◆ **WORK ORDER**: Please restate exactly what appears in the records below from the first line to the line where "Caveats: some runs" is, that line included.

BEGIN DATA TO EXAMINE

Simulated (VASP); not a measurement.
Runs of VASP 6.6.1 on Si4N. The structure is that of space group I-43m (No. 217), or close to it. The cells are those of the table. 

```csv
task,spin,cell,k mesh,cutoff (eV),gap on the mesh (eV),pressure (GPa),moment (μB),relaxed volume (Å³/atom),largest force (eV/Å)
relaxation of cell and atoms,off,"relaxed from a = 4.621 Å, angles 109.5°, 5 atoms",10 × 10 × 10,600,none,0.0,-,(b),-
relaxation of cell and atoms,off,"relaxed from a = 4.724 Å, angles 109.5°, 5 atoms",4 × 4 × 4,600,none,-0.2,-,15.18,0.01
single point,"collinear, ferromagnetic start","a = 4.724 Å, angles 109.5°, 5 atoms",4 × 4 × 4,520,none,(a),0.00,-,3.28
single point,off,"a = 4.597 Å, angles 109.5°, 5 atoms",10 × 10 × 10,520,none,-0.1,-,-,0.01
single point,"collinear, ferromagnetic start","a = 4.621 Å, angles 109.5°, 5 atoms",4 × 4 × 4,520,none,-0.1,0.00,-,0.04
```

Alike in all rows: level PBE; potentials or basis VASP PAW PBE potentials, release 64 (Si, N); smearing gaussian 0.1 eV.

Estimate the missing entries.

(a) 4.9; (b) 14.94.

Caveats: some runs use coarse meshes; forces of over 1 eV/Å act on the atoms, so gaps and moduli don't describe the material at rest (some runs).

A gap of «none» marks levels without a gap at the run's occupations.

END DATA TO EXAMINE

◆ **RESPONSE AREA**:
Simulated (VASP); not a measurement.
Runs of VASP 6.6.1 on Si4N. The structure is that of space group I-43m (No. 217), or close to it. The cells are those of the table. 

```csv
task,spin,cell,k mesh,cutoff (eV),gap on the mesh (eV),pressure (GPa),moment (μB),relaxed volume (Å³/atom),largest force (eV/Å)
relaxation of cell and atoms,off,"relaxed from a = 4.621 Å, angles 109.5°, 5 atoms",10 × 10 × 10,600,none,0.0,-,(b),-
relaxation of cell and atoms,off,"relaxed from a = 4.724 Å, angles 109.5°, 5 atoms",4 × 4 × 4,600,none,-0.2,-,15.18,0.01
single point,"collinear, ferromagnetic start","a = 4.724 Å, angles 109.5°, 5 atoms",4 × 4 × 4,520,none,(a),0.00,-,3.28
single point,off,"a = 4.597 Å, angles 109.5°, 5 atoms",10 × 10 × 10,520,none,-0.1,-,-,0.01
single point,"collinear, ferromagnetic start","a = 4.621 Å, angles 109.5°, 5 atoms",4 × 4 × 4,520,none,-0.1,0.00,-,0.04
```

Alike in all rows: level PBE; potentials or basis VASP PAW PBE potentials, release 64 (Si, N); smearing gaussian 0.1 eV.

Estimate the missing entries.

(a) 4.9; (b) 14.94.

Caveats: some runs use coarse meshes; forces of over 1 eV/Å act on the atoms, so gaps and moduli don't describe the material at rest (some runs).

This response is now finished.